[REQUIRED ACTION] Up to and including the line containing "Calculated by Dirac-Coulomb-Breit", set down each line of the entries below exactly, starting from the first, and leave out the rest.

[Opening MATERIAL SHOWN section]

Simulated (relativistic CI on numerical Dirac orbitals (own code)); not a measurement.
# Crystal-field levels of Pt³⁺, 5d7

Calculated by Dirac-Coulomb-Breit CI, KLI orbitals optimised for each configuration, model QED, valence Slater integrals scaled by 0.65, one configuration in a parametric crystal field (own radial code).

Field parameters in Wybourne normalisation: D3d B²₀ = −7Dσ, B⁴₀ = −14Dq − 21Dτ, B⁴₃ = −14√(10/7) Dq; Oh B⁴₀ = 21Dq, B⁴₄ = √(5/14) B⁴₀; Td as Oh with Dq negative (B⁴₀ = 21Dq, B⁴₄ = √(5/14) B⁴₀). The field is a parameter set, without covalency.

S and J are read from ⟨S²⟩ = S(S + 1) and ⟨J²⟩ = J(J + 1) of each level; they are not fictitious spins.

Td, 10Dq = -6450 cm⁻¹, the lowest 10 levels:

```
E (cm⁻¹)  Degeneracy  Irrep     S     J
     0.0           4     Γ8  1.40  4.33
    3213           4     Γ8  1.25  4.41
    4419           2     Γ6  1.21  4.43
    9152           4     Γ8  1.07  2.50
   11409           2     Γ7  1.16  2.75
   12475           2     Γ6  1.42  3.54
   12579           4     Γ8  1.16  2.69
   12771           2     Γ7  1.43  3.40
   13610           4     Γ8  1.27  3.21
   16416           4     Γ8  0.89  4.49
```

[Closing MATERIAL SHOWN section]

[EXPECTED ANSWER]
Simulated (relativistic CI on numerical Dirac orbitals (own code)); not a measurement.
# Crystal-field levels of Pt³⁺, 5d7

Calculated by Dirac-Coulomb-Breit CI, KLI orbitals optimised for each configuration, model QED, valence Slater integrals scaled by 0.65, one configuration in a parametric crystal field (own radial code).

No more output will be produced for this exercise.